__ACTION ITEM__.
Beginning at the top of the listing, repeat each line exactly until the line with "width 0.02 eV" has been repeated too.

- - - -

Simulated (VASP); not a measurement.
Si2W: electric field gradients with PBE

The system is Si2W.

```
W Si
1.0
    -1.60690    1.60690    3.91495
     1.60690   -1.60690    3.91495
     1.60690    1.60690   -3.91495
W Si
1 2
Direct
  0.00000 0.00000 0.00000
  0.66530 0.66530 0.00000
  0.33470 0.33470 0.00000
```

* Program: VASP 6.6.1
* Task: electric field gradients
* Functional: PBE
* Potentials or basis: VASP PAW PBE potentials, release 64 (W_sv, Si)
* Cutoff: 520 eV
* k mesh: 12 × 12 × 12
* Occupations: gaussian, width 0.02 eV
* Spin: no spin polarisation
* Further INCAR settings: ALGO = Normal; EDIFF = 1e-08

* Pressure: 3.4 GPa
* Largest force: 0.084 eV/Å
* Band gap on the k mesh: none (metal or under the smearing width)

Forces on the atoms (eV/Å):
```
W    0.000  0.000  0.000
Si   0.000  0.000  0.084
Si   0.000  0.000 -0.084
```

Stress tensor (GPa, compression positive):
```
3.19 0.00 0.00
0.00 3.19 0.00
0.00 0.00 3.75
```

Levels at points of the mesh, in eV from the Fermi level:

- - - -

__RESPONSE__.
Simulated (VASP); not a measurement.
Si2W: electric field gradients with PBE

The system is Si2W.

```
W Si
1.0
    -1.60690    1.60690    3.91495
     1.60690   -1.60690    3.91495
     1.60690    1.60690   -3.91495
W Si
1 2
Direct
  0.00000 0.00000 0.00000
  0.66530 0.66530 0.00000
  0.33470 0.33470 0.00000
```

* Program: VASP 6.6.1
* Task: electric field gradients
* Functional: PBE
* Potentials or basis: VASP PAW PBE potentials, release 64 (W_sv, Si)
* Cutoff: 520 eV
* k mesh: 12 × 12 × 12
* Occupations: gaussian, width 0.02 eV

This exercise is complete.